******

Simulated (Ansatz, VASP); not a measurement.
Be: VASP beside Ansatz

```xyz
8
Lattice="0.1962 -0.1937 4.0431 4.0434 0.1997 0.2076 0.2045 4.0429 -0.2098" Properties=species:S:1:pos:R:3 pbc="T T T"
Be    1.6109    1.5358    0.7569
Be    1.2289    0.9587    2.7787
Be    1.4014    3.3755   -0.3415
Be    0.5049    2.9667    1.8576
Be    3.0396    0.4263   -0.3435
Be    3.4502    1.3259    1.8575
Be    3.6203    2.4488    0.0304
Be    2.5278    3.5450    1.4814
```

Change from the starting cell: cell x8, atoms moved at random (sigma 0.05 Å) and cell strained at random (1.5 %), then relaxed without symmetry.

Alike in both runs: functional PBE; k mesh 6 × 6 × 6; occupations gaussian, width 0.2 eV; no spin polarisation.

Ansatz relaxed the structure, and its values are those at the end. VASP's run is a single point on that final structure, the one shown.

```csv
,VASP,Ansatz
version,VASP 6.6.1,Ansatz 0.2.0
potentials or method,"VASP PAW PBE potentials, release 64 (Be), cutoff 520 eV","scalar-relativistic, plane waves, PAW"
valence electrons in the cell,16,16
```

******

Work request:
Transcribe each entry word for word.

Worked solution:
Simulated (Ansatz, VASP); not a measurement.
Be: VASP beside Ansatz

```xyz
8
Lattice="0.1962 -0.1937 4.0431 4.0434 0.1997 0.2076 0.2045 4.0429 -0.2098" Properties=species:S:1:pos:R:3 pbc="T T T"
Be    1.6109    1.5358    0.7569
Be    1.2289    0.9587    2.7787
Be    1.4014    3.3755   -0.3415
Be    0.5049    2.9667    1.8576
Be    3.0396    0.4263   -0.3435
Be    3.4502    1.3259    1.8575
Be    3.6203    2.4488    0.0304
Be    2.5278    3.5450    1.4814
```

Change from the starting cell: cell x8, atoms moved at random (sigma 0.05 Å) and cell strained at random (1.5 %), then relaxed without symmetry.

Alike in both runs: functional PBE; k mesh 6 × 6 × 6; occupations gaussian, width 0.2 eV; no spin polarisation.

Ansatz relaxed the structure, and its values are those at the end. VASP's run is a single point on that final structure, the one shown.

```csv
,VASP,Ansatz
version,VASP 6.6.1,Ansatz 0.2.0
potentials or method,"VASP PAW PBE potentials, release 64 (Be), cutoff 520 eV","scalar-relativistic, plane waves, PAW"
valence electrons in the cell,16,16
```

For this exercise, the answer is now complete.